EXERCISE
What you give back should be exactly the opening lines of the data, ending with the line that contains "Q: Where does 29Si resonate?" and including it.

LISTED RECORDS
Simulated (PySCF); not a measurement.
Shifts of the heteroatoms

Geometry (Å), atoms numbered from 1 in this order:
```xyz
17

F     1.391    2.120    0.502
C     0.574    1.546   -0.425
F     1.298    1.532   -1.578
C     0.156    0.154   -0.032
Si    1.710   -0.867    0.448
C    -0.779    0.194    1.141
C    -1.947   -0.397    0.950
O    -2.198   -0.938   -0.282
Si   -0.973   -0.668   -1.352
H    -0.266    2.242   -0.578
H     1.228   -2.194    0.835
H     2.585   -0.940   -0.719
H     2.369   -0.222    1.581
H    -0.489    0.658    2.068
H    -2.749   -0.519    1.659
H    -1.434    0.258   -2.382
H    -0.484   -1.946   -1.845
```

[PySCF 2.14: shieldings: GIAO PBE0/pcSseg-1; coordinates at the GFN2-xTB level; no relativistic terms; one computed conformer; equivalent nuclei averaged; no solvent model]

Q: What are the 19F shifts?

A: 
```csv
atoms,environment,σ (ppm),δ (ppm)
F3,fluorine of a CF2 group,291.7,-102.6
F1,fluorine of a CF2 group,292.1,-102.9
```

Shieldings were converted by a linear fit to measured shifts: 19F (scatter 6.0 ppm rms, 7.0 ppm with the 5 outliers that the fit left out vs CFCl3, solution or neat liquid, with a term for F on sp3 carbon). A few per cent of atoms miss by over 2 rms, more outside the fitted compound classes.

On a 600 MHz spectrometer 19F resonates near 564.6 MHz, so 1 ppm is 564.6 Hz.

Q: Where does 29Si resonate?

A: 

RESPONSE AREA
Simulated (PySCF); not a measurement.
Shifts of the heteroatoms

Geometry (Å), atoms numbered from 1 in this order:
```xyz
17

F     1.391    2.120    0.502
C     0.574    1.546   -0.425
F     1.298    1.532   -1.578
C     0.156    0.154   -0.032
Si    1.710   -0.867    0.448
C    -0.779    0.194    1.141
C    -1.947   -0.397    0.950
O    -2.198   -0.938   -0.282
Si   -0.973   -0.668   -1.352
H    -0.266    2.242   -0.578
H     1.228   -2.194    0.835
H     2.585   -0.940   -0.719
H     2.369   -0.222    1.581
H    -0.489    0.658    2.068
H    -2.749   -0.519    1.659
H    -1.434    0.258   -2.382
H    -0.484   -1.946   -1.845
```

[PySCF 2.14: shieldings: GIAO PBE0/pcSseg-1; coordinates at the GFN2-xTB level; no relativistic terms; one computed conformer; equivalent nuclei averaged; no solvent model]

Q: What are the 19F shifts?

A: 
```csv
atoms,environment,σ (ppm),δ (ppm)
F3,fluorine of a CF2 group,291.7,-102.6
F1,fluorine of a CF2 group,292.1,-102.9
```

Shieldings were converted by a linear fit to measured shifts: 19F (scatter 6.0 ppm rms, 7.0 ppm with the 5 outliers that the fit left out vs CFCl3, solution or neat liquid, with a term for F on sp3 carbon). A few per cent of atoms miss by over 2 rms, more outside the fitted compound classes.

On a 600 MHz spectrometer 19F resonates near 564.6 MHz, so 1 ppm is 564.6 Hz.

Q: Where does 29Si resonate?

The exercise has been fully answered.